• BRIEF: From the first line of the entries below, reproduce everything exactly through the line with "Ansatz 0.2.0 |", and nothing more.

• ENTRIES SHOWN:
-------
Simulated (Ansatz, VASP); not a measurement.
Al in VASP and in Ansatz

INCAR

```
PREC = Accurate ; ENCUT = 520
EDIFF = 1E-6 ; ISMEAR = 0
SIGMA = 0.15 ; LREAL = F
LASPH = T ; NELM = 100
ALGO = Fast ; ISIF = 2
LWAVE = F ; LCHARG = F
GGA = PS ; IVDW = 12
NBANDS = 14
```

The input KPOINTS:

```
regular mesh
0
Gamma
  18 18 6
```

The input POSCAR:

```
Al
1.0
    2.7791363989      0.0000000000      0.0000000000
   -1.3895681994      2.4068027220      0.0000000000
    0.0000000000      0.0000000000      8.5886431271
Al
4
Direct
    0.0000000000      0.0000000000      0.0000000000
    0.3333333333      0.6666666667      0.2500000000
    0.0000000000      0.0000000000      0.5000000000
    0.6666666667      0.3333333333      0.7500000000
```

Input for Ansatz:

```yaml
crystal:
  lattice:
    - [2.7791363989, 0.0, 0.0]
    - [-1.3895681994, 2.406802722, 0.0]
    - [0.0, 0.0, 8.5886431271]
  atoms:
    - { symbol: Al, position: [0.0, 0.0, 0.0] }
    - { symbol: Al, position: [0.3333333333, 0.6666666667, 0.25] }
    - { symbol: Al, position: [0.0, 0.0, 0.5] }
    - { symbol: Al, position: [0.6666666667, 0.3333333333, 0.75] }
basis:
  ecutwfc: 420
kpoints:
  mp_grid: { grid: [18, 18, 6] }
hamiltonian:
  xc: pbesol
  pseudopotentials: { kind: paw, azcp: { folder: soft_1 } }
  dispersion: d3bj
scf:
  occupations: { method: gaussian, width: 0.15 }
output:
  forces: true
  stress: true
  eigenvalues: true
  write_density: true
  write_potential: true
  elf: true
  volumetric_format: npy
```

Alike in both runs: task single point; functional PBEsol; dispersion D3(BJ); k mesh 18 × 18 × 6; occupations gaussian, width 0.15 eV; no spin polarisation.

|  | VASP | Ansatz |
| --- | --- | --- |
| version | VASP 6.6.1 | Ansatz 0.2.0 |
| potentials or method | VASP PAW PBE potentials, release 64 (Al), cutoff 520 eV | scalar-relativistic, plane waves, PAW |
-------

• RESPONSE:
Simulated (Ansatz, VASP); not a measurement.
Al in VASP and in Ansatz

INCAR

```
PREC = Accurate ; ENCUT = 520
EDIFF = 1E-6 ; ISMEAR = 0
SIGMA = 0.15 ; LREAL = F
LASPH = T ; NELM = 100
ALGO = Fast ; ISIF = 2
LWAVE = F ; LCHARG = F
GGA = PS ; IVDW = 12
NBANDS = 14
```

The input KPOINTS:

```
regular mesh
0
Gamma
  18 18 6
```

The input POSCAR:

```
Al
1.0
    2.7791363989      0.0000000000      0.0000000000
   -1.3895681994      2.4068027220      0.0000000000
    0.0000000000      0.0000000000      8.5886431271
Al
4
Direct
    0.0000000000      0.0000000000      0.0000000000
    0.3333333333      0.6666666667      0.2500000000
    0.0000000000      0.0000000000      0.5000000000
    0.6666666667      0.3333333333      0.7500000000
```

Input for Ansatz:

```yaml
crystal:
  lattice:
    - [2.7791363989, 0.0, 0.0]
    - [-1.3895681994, 2.406802722, 0.0]
    - [0.0, 0.0, 8.5886431271]
  atoms:
    - { symbol: Al, position: [0.0, 0.0, 0.0] }
    - { symbol: Al, position: [0.3333333333, 0.6666666667, 0.25] }
    - { symbol: Al, position: [0.0, 0.0, 0.5] }
    - { symbol: Al, position: [0.6666666667, 0.3333333333, 0.75] }
basis:
  ecutwfc: 420
kpoints:
  mp_grid: { grid: [18, 18, 6] }
hamiltonian:
  xc: pbesol
  pseudopotentials: { kind: paw, azcp: { folder: soft_1 } }
  dispersion: d3bj
scf:
  occupations: { method: gaussian, width: 0.15 }
output:
  forces: true
  stress: true
  eigenvalues: true
  write_density: true
  write_potential: true
  elf: true
  volumetric_format: npy
```

Alike in both runs: task single point; functional PBEsol; dispersion D3(BJ); k mesh 18 × 18 × 6; occupations gaussian, width 0.15 eV; no spin polarisation.

|  | VASP | Ansatz |
| --- | --- | --- |
| version | VASP 6.6.1 | Ansatz 0.2.0 |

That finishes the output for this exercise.